══════════

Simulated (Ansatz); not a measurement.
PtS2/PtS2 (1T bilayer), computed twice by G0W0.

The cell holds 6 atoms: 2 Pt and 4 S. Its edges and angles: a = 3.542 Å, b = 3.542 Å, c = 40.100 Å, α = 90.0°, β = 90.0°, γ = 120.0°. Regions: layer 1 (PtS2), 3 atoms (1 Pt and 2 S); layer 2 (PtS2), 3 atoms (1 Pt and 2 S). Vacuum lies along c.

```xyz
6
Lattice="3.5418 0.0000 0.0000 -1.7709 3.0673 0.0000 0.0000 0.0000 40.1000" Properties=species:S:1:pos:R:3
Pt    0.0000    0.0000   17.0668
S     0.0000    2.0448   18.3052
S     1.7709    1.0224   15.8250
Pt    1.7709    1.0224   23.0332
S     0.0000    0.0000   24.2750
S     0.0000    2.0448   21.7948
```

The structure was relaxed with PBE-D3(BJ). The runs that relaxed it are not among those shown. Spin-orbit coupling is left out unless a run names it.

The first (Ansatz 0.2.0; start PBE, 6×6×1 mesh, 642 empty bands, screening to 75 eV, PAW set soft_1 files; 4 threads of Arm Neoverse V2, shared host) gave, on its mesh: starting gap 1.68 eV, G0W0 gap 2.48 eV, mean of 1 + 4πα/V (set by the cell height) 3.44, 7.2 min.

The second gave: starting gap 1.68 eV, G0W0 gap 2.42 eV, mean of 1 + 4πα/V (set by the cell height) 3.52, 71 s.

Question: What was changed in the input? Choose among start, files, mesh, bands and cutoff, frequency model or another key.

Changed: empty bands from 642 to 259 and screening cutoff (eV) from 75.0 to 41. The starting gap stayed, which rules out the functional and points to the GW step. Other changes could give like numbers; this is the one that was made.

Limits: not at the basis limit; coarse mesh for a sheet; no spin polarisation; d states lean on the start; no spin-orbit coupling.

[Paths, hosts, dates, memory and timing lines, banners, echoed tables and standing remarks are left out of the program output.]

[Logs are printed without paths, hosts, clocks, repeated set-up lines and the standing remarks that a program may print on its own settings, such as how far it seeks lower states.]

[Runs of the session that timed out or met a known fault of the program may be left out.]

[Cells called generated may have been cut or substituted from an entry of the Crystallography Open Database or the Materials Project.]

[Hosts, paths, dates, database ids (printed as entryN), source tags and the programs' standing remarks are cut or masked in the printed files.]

══════════

### Assigned task
Each line in the entries above, starting at the line with "The second gave: starting" and ending at the line with "Question: What was", is to be printed exactly, and only those lines.

### Response area
The second gave: starting gap 1.68 eV, G0W0 gap 2.42 eV, mean of 1 + 4πα/V (set by the cell height) 3.52, 71 s.

Question: What was changed in the input? Choose among start, files, mesh, bands and cutoff, frequency model or another key.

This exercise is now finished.